▸ **WORK ITEM**:
Take the entries below and print, exactly, the stretch from the line containing "Computed with PBE" through the line containing "Total energies compare", both included.

-- Opening Marker --
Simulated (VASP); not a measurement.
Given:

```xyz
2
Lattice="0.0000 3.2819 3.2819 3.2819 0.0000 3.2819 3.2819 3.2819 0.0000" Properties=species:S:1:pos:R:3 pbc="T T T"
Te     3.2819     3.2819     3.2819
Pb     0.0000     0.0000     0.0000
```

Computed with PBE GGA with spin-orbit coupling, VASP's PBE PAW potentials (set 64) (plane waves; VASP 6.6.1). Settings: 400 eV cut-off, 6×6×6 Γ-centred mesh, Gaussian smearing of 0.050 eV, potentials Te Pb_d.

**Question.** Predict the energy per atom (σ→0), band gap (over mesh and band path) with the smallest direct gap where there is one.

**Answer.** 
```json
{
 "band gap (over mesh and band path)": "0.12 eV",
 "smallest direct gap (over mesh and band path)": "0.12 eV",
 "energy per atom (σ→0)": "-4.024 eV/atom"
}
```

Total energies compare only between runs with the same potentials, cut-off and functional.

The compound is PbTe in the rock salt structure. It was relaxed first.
-- Closing Marker --

▸ **RESPONSE**:
Computed with PBE GGA with spin-orbit coupling, VASP's PBE PAW potentials (set 64) (plane waves; VASP 6.6.1). Settings: 400 eV cut-off, 6×6×6 Γ-centred mesh, Gaussian smearing of 0.050 eV, potentials Te Pb_d.

**Question.** Predict the energy per atom (σ→0), band gap (over mesh and band path) with the smallest direct gap where there is one.

**Answer.** 
```json
{
 "band gap (over mesh and band path)": "0.12 eV",
 "smallest direct gap (over mesh and band path)": "0.12 eV",
 "energy per atom (σ→0)": "-4.024 eV/atom"
}
```

Total energies compare only between runs with the same potentials, cut-off and functional.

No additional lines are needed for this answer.